- **DATA FOR ANALYSIS**:
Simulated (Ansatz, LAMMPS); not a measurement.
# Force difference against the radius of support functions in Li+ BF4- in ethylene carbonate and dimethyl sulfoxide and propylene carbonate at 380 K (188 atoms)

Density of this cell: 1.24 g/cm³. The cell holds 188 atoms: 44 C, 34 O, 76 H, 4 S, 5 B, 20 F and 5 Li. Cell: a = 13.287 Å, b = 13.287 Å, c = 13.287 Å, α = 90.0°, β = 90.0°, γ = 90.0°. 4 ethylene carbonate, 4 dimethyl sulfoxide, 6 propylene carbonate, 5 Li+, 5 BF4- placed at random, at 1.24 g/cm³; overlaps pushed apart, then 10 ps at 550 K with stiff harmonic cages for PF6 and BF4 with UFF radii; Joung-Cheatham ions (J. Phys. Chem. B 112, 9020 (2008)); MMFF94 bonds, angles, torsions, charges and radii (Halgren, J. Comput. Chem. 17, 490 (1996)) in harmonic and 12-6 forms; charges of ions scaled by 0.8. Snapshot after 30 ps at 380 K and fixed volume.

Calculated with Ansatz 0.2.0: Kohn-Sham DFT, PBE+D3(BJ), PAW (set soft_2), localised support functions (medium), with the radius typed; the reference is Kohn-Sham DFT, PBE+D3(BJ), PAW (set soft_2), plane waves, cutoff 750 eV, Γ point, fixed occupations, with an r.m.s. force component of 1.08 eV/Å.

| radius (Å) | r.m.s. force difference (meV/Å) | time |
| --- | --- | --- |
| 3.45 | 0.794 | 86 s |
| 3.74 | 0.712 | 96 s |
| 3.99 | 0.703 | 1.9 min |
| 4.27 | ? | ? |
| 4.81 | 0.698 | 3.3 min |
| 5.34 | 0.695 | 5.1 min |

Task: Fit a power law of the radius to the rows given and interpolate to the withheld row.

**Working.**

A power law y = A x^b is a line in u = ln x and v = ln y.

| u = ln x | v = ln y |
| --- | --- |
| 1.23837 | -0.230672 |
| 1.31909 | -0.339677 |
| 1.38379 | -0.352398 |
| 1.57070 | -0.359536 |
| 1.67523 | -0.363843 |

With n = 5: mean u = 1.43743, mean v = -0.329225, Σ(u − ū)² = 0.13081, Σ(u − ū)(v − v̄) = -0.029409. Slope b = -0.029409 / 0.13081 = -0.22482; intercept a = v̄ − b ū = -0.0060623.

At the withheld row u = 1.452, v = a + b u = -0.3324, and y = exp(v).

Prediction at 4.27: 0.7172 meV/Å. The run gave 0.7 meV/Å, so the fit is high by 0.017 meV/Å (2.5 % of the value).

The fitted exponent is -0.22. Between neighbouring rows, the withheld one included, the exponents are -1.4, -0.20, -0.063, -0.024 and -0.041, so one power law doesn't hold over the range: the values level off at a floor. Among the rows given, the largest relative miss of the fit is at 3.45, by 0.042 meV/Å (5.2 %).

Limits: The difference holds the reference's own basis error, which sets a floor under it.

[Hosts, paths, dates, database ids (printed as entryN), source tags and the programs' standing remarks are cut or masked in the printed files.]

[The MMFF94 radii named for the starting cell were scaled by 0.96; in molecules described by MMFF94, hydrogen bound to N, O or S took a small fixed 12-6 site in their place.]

- **REQUIRED ACTION**: Of all the entries above, retype exactly the lines from the line with "x | v = ln y |" to the line with "1.67523 | -0.363843 |", both included, and no others.

- **RESPONSE AREA**:
| u = ln x | v = ln y |
| --- | --- |
| 1.23837 | -0.230672 |
| 1.31909 | -0.339677 |
| 1.38379 | -0.352398 |
| 1.57070 | -0.359536 |
| 1.67523 | -0.363843 |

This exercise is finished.